== Source material ==

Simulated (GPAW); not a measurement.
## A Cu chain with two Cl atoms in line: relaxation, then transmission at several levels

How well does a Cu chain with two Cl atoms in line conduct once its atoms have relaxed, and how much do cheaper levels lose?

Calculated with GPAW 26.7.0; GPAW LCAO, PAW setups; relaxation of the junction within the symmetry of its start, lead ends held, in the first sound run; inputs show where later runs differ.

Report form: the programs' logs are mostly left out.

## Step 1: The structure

===

== Requirement ==
Output every line of the listing exactly as written.

== Answer area ==
Simulated (GPAW); not a measurement.
## A Cu chain with two Cl atoms in line: relaxation, then transmission at several levels

How well does a Cu chain with two Cl atoms in line conduct once its atoms have relaxed, and how much do cheaper levels lose?

Calculated with GPAW 26.7.0; GPAW LCAO, PAW setups; relaxation of the junction within the symmetry of its start, lead ends held, in the first sound run; inputs show where later runs differ.

Report form: the programs' logs are mostly left out.

## Step 1: The structure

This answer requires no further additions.